## Exercise:
The expected result is the material below, reproduced exactly from its first line through the line containing "Base state: HF".

━━ Recorded information ━━

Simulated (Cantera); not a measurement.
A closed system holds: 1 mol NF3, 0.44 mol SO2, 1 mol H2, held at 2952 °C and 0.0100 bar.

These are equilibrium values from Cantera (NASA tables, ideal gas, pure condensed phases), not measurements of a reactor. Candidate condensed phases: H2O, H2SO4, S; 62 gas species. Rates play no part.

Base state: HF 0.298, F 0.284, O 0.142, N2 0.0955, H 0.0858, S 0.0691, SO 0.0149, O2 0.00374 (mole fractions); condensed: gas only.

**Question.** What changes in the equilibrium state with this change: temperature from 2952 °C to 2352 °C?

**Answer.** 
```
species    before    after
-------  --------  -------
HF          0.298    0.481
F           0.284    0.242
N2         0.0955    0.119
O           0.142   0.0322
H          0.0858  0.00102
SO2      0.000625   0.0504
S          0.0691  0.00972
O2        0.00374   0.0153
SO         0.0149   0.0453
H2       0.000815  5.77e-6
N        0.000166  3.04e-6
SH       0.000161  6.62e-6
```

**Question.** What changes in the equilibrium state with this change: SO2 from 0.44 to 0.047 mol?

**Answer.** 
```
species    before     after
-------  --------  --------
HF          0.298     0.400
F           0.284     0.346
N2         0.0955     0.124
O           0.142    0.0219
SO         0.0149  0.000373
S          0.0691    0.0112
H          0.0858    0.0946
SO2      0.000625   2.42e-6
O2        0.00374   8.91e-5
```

━━━

## Written reply:
Simulated (Cantera); not a measurement.
A closed system holds: 1 mol NF3, 0.44 mol SO2, 1 mol H2, held at 2952 °C and 0.0100 bar.

These are equilibrium values from Cantera (NASA tables, ideal gas, pure condensed phases), not measurements of a reactor. Candidate condensed phases: H2O, H2SO4, S; 62 gas species. Rates play no part.

Base state: HF 0.298, F 0.284, O 0.142, N2 0.0955, H 0.0858, S 0.0691, SO 0.0149, O2 0.00374 (mole fractions); condensed: gas only.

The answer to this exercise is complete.